==*==

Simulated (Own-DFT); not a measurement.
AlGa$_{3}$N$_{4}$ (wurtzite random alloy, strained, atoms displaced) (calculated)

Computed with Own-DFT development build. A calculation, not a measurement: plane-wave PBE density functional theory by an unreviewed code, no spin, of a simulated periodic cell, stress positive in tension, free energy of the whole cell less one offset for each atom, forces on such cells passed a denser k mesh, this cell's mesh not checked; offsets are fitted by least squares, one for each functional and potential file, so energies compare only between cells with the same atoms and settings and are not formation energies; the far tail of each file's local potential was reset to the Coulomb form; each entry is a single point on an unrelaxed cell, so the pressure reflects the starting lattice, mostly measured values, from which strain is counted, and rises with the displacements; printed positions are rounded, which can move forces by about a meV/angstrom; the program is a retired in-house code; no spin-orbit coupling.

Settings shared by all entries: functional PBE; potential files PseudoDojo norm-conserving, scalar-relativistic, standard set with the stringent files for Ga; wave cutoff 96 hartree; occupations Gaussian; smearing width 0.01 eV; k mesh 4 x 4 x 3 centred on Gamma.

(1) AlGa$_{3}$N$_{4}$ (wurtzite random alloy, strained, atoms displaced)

==*==

[REQUIREMENT] Lines from the start of the entries through the one containing "atoms displaced) (calculated)" are to be set down again exactly, both ends included.

[TASK SOLUTION]
Simulated (Own-DFT); not a measurement.
AlGa$_{3}$N$_{4}$ (wurtzite random alloy, strained, atoms displaced) (calculated)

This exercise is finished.